DATA LISTING.
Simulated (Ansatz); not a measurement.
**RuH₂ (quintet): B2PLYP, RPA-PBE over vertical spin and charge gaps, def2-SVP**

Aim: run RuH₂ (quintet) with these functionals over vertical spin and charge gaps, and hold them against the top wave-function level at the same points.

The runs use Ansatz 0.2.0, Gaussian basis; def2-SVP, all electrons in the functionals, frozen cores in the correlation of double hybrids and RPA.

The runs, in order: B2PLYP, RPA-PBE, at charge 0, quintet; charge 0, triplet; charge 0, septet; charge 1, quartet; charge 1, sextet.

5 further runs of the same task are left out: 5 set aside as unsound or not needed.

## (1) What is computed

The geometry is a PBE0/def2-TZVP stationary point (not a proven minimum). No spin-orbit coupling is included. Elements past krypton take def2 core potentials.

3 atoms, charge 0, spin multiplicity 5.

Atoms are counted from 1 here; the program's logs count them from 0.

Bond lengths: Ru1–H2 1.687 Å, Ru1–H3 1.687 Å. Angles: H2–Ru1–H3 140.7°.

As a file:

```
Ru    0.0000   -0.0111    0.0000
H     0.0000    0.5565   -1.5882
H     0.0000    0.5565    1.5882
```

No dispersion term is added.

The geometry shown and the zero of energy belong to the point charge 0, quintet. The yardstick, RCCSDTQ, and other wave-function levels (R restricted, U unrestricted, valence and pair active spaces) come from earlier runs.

BRIEF.
A faithful, complete copy of the entries above is required.

RESPONSE AREA.
Simulated (Ansatz); not a measurement.
**RuH₂ (quintet): B2PLYP, RPA-PBE over vertical spin and charge gaps, def2-SVP**

Aim: run RuH₂ (quintet) with these functionals over vertical spin and charge gaps, and hold them against the top wave-function level at the same points.

The runs use Ansatz 0.2.0, Gaussian basis; def2-SVP, all electrons in the functionals, frozen cores in the correlation of double hybrids and RPA.

The runs, in order: B2PLYP, RPA-PBE, at charge 0, quintet; charge 0, triplet; charge 0, septet; charge 1, quartet; charge 1, sextet.

5 further runs of the same task are left out: 5 set aside as unsound or not needed.

## (1) What is computed

The geometry is a PBE0/def2-TZVP stationary point (not a proven minimum). No spin-orbit coupling is included. Elements past krypton take def2 core potentials.

3 atoms, charge 0, spin multiplicity 5.

Atoms are counted from 1 here; the program's logs count them from 0.

Bond lengths: Ru1–H2 1.687 Å, Ru1–H3 1.687 Å. Angles: H2–Ru1–H3 140.7°.

As a file:

```
Ru    0.0000   -0.0111    0.0000
H     0.0000    0.5565   -1.5882
H     0.0000    0.5565    1.5882
```

No dispersion term is added.

The geometry shown and the zero of energy belong to the point charge 0, quintet. The yardstick, RCCSDTQ, and other wave-function levels (R restricted, U unrestricted, valence and pair active spaces) come from earlier runs.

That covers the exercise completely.